[EXERCISE]
Look through the data below for the line with "Solution. f = (2/3)", and transcribe it exactly together with each line after it up to and including the line with "Problem. Label these". Give nothing else.

--- START ---
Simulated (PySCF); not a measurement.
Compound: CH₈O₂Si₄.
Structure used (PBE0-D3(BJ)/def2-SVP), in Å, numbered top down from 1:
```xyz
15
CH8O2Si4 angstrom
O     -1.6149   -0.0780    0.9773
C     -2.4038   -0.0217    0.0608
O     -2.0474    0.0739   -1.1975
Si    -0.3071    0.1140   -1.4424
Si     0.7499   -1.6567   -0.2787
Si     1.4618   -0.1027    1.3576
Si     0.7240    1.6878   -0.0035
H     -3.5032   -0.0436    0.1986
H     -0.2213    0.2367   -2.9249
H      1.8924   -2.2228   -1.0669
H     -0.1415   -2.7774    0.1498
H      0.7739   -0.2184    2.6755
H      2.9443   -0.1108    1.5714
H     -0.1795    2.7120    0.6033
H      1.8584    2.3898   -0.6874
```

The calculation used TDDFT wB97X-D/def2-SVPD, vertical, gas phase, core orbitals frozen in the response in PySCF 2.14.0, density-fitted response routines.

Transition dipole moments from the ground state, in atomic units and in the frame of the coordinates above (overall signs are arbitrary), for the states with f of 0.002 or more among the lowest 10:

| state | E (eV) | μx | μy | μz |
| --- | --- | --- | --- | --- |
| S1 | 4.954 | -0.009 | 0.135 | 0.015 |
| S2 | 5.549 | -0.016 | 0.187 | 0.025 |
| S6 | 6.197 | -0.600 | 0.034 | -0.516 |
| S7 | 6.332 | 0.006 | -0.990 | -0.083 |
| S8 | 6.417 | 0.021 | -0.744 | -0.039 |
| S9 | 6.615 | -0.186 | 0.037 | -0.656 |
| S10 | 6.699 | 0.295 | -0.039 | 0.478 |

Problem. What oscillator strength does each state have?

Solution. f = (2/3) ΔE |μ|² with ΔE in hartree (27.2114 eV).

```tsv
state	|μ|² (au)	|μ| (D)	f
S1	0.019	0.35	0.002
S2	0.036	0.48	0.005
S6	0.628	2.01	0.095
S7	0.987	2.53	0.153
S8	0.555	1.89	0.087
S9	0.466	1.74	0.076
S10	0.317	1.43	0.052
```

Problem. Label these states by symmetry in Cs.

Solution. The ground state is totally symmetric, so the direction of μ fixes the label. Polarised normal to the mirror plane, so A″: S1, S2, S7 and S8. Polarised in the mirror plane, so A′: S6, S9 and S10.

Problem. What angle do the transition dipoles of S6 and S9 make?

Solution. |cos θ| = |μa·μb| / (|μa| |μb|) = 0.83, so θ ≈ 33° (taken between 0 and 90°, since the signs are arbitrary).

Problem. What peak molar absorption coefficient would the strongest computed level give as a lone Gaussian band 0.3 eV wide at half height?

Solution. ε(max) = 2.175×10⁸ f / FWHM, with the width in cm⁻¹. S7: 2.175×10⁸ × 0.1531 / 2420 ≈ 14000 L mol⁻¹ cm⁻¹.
--- END ---

[RESPONSE BOX]
Solution. f = (2/3) ΔE |μ|² with ΔE in hartree (27.2114 eV).

```tsv
state	|μ|² (au)	|μ| (D)	f
S1	0.019	0.35	0.002
S2	0.036	0.48	0.005
S6	0.628	2.01	0.095
S7	0.987	2.53	0.153
S8	0.555	1.89	0.087
S9	0.466	1.74	0.076
S10	0.317	1.43	0.052
```

Problem. Label these states by symmetry in Cs.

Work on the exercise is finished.